Exercise. Exact repetition is required: reproduce every line of the data.

Provided information.
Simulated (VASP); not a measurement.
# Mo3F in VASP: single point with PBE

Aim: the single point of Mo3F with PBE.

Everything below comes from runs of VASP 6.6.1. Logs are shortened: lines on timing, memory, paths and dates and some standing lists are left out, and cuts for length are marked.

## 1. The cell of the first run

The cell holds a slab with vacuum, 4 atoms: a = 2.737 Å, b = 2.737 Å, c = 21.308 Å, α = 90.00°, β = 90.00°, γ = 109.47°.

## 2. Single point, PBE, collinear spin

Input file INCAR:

Task response.
Simulated (VASP); not a measurement.
# Mo3F in VASP: single point with PBE

Aim: the single point of Mo3F with PBE.

Everything below comes from runs of VASP 6.6.1. Logs are shortened: lines on timing, memory, paths and dates and some standing lists are left out, and cuts for length are marked.

## 1. The cell of the first run

The cell holds a slab with vacuum, 4 atoms: a = 2.737 Å, b = 2.737 Å, c = 21.308 Å, α = 90.00°, β = 90.00°, γ = 109.47°.

## 2. Single point, PBE, collinear spin

Input file INCAR:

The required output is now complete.